[Assignment]
Give the lines of the material verbatim, from the first line to the line with "Problem. How do", including both.

##### Dataset excerpts
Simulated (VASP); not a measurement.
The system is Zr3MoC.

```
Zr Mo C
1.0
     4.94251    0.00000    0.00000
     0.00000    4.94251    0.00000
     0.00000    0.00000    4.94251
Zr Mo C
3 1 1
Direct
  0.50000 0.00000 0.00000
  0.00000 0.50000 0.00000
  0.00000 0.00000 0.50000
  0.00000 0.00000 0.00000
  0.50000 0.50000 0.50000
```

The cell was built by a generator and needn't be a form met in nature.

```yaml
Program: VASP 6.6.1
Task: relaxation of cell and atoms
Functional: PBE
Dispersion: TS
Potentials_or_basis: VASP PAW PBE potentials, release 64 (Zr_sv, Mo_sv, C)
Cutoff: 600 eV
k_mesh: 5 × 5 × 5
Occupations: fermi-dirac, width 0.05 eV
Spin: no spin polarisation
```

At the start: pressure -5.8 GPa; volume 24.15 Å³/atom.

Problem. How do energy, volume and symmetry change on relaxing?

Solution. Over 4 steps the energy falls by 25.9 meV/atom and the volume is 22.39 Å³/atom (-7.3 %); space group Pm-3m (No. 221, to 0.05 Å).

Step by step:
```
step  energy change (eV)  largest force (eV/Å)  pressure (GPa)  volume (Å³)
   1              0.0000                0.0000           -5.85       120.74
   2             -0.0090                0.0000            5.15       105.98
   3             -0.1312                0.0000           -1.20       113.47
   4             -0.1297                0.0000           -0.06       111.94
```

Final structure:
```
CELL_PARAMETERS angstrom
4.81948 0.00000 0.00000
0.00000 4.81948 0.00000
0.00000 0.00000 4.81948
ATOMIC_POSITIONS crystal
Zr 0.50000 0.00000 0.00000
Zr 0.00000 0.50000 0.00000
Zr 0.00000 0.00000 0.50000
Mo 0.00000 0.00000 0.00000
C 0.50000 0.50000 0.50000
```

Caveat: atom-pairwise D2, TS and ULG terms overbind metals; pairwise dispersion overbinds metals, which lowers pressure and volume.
##########

[Exercise output]
Simulated (VASP); not a measurement.
The system is Zr3MoC.

```
Zr Mo C
1.0
     4.94251    0.00000    0.00000
     0.00000    4.94251    0.00000
     0.00000    0.00000    4.94251
Zr Mo C
3 1 1
Direct
  0.50000 0.00000 0.00000
  0.00000 0.50000 0.00000
  0.00000 0.00000 0.50000
  0.00000 0.00000 0.00000
  0.50000 0.50000 0.50000
```

The cell was built by a generator and needn't be a form met in nature.

```yaml
Program: VASP 6.6.1
Task: relaxation of cell and atoms
Functional: PBE
Dispersion: TS
Potentials_or_basis: VASP PAW PBE potentials, release 64 (Zr_sv, Mo_sv, C)
Cutoff: 600 eV
k_mesh: 5 × 5 × 5
Occupations: fermi-dirac, width 0.05 eV
Spin: no spin polarisation
```

At the start: pressure -5.8 GPa; volume 24.15 Å³/atom.

Problem. How do energy, volume and symmetry change on relaxing?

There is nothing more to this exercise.